Supplied records
* * * * *

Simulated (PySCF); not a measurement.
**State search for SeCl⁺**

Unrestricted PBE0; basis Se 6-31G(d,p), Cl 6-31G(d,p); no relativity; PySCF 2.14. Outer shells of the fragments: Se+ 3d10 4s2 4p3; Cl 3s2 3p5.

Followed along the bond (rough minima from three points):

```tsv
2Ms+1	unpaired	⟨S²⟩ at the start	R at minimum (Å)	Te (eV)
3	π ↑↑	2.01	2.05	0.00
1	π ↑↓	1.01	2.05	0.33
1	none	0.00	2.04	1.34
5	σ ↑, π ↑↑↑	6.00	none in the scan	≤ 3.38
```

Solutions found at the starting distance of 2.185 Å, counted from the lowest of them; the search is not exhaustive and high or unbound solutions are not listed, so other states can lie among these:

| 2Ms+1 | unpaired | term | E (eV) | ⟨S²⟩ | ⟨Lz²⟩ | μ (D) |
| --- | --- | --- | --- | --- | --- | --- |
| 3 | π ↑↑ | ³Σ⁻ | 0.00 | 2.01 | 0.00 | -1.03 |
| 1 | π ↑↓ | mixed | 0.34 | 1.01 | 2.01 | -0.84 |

* * * * *

Work request
Retype every line of the listing, word for word, from its opening line to the line that holds "0.00 | -1.03 |", and include that last line too.

Task result
Simulated (PySCF); not a measurement.
**State search for SeCl⁺**

Unrestricted PBE0; basis Se 6-31G(d,p), Cl 6-31G(d,p); no relativity; PySCF 2.14. Outer shells of the fragments: Se+ 3d10 4s2 4p3; Cl 3s2 3p5.

Followed along the bond (rough minima from three points):

```tsv
2Ms+1	unpaired	⟨S²⟩ at the start	R at minimum (Å)	Te (eV)
3	π ↑↑	2.01	2.05	0.00
1	π ↑↓	1.01	2.05	0.33
1	none	0.00	2.04	1.34
5	σ ↑, π ↑↑↑	6.00	none in the scan	≤ 3.38
```

Solutions found at the starting distance of 2.185 Å, counted from the lowest of them; the search is not exhaustive and high or unbound solutions are not listed, so other states can lie among these:

| 2Ms+1 | unpaired | term | E (eV) | ⟨S²⟩ | ⟨Lz²⟩ | μ (D) |
| --- | --- | --- | --- | --- | --- | --- |
| 3 | π ↑↑ | ³Σ⁻ | 0.00 | 2.01 | 0.00 | -1.03 |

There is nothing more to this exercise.